## Task item
The expected output is the first line of the data below and every line after it, up to and including the line containing "Level of theory: Ansatz", each reproduced exactly.

## Material supplied
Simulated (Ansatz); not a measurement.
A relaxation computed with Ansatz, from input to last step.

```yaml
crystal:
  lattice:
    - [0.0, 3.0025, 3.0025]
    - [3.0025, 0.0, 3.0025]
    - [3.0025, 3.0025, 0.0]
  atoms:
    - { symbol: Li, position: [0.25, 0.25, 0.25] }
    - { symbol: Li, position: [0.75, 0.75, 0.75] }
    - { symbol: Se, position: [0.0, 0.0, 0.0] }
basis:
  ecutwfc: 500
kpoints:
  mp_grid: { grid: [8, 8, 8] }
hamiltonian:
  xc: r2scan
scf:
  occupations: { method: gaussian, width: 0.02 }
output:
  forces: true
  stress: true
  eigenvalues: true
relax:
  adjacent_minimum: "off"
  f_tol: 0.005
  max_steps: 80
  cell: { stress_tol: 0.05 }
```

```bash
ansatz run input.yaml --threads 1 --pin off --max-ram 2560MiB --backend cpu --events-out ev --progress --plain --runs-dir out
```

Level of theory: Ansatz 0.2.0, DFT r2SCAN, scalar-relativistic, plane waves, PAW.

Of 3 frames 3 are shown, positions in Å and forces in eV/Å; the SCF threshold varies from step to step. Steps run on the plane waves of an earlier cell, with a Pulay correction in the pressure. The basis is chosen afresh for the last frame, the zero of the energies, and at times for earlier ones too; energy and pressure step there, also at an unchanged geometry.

## Worked solution
Simulated (Ansatz); not a measurement.
A relaxation computed with Ansatz, from input to last step.

```yaml
crystal:
  lattice:
    - [0.0, 3.0025, 3.0025]
    - [3.0025, 0.0, 3.0025]
    - [3.0025, 3.0025, 0.0]
  atoms:
    - { symbol: Li, position: [0.25, 0.25, 0.25] }
    - { symbol: Li, position: [0.75, 0.75, 0.75] }
    - { symbol: Se, position: [0.0, 0.0, 0.0] }
basis:
  ecutwfc: 500
kpoints:
  mp_grid: { grid: [8, 8, 8] }
hamiltonian:
  xc: r2scan
scf:
  occupations: { method: gaussian, width: 0.02 }
output:
  forces: true
  stress: true
  eigenvalues: true
relax:
  adjacent_minimum: "off"
  f_tol: 0.005
  max_steps: 80
  cell: { stress_tol: 0.05 }
```

```bash
ansatz run input.yaml --threads 1 --pin off --max-ram 2560MiB --backend cpu --events-out ev --progress --plain --runs-dir out
```

Level of theory: Ansatz 0.2.0, DFT r2SCAN, scalar-relativistic, plane waves, PAW.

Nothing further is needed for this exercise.